TASK ITEM: Copy exactly the lines from the first line of the records below through the line containing "width 0.01 eV |", including both, and nothing else.

* * * *

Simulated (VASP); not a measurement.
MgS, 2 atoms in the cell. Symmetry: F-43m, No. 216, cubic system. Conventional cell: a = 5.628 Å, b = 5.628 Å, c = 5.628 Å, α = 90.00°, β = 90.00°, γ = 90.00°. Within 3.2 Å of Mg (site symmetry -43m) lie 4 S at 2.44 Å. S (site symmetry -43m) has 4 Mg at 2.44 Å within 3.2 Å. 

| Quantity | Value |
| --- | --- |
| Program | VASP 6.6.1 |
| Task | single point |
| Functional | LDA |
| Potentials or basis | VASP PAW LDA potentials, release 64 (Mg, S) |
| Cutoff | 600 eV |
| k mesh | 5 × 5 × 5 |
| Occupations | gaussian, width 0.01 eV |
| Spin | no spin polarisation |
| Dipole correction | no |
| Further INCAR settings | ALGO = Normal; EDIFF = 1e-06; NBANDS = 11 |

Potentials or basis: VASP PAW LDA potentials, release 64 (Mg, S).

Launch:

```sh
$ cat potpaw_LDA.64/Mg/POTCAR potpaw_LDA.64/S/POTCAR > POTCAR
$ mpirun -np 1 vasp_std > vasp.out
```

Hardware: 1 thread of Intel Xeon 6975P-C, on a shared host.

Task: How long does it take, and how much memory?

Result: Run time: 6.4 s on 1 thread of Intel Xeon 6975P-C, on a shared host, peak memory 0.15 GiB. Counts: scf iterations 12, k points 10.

* * * *

EXERCISE ANSWER:
Simulated (VASP); not a measurement.
MgS, 2 atoms in the cell. Symmetry: F-43m, No. 216, cubic system. Conventional cell: a = 5.628 Å, b = 5.628 Å, c = 5.628 Å, α = 90.00°, β = 90.00°, γ = 90.00°. Within 3.2 Å of Mg (site symmetry -43m) lie 4 S at 2.44 Å. S (site symmetry -43m) has 4 Mg at 2.44 Å within 3.2 Å. 

| Quantity | Value |
| --- | --- |
| Program | VASP 6.6.1 |
| Task | single point |
| Functional | LDA |
| Potentials or basis | VASP PAW LDA potentials, release 64 (Mg, S) |
| Cutoff | 600 eV |
| k mesh | 5 × 5 × 5 |
| Occupations | gaussian, width 0.01 eV |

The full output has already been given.